§ Supplied material:
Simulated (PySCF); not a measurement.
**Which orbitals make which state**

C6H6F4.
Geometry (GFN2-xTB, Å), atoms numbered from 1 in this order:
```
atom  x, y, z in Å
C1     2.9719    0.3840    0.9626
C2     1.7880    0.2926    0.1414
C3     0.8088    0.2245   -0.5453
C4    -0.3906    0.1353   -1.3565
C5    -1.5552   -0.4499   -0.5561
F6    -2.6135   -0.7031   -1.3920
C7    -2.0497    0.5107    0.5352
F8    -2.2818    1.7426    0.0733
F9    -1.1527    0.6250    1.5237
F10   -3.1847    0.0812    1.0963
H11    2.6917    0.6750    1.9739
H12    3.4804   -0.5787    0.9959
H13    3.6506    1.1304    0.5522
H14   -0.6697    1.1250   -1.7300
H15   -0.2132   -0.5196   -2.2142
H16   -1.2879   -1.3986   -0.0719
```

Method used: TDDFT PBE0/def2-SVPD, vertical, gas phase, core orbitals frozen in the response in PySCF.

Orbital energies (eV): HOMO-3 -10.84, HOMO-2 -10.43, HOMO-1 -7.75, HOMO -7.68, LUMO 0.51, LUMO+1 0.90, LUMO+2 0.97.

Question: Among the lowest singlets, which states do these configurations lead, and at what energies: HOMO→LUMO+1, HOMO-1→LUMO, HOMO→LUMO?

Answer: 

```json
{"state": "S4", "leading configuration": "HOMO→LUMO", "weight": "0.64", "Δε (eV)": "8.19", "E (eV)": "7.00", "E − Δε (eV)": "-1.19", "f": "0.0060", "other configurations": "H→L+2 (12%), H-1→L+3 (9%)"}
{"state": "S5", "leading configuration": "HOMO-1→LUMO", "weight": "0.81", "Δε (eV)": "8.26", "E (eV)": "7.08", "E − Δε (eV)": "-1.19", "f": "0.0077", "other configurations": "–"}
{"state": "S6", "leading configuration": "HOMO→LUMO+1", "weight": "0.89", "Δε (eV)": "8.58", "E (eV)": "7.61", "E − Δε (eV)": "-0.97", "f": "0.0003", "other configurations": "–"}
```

§ Work instruction: The line containing "Method used: TDDFT" marks the end: copy exactly every line from the top of the data above down to it, that line included.

§ Answer space:
Simulated (PySCF); not a measurement.
**Which orbitals make which state**

C6H6F4.
Geometry (GFN2-xTB, Å), atoms numbered from 1 in this order:
```
atom  x, y, z in Å
C1     2.9719    0.3840    0.9626
C2     1.7880    0.2926    0.1414
C3     0.8088    0.2245   -0.5453
C4    -0.3906    0.1353   -1.3565
C5    -1.5552   -0.4499   -0.5561
F6    -2.6135   -0.7031   -1.3920
C7    -2.0497    0.5107    0.5352
F8    -2.2818    1.7426    0.0733
F9    -1.1527    0.6250    1.5237
F10   -3.1847    0.0812    1.0963
H11    2.6917    0.6750    1.9739
H12    3.4804   -0.5787    0.9959
H13    3.6506    1.1304    0.5522
H14   -0.6697    1.1250   -1.7300
H15   -0.2132   -0.5196   -2.2142
H16   -1.2879   -1.3986   -0.0719
```

Method used: TDDFT PBE0/def2-SVPD, vertical, gas phase, core orbitals frozen in the response in PySCF.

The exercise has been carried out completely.